- SOURCE MATERIAL:
-*-*-
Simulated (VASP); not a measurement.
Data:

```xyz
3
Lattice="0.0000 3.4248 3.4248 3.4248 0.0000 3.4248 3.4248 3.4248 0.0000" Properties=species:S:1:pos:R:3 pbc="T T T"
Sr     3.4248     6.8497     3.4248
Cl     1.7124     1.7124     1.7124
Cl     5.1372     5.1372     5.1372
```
-*-*-

- WORK REQUEST:
Your reply should consist of the records, copied exactly.

- TASK RESPONSE:
Simulated (VASP); not a measurement.
Data:

```xyz
3
Lattice="0.0000 3.4248 3.4248 3.4248 0.0000 3.4248 3.4248 3.4248 0.0000" Properties=species:S:1:pos:R:3 pbc="T T T"
Sr     3.4248     6.8497     3.4248
Cl     1.7124     1.7124     1.7124
Cl     5.1372     5.1372     5.1372
```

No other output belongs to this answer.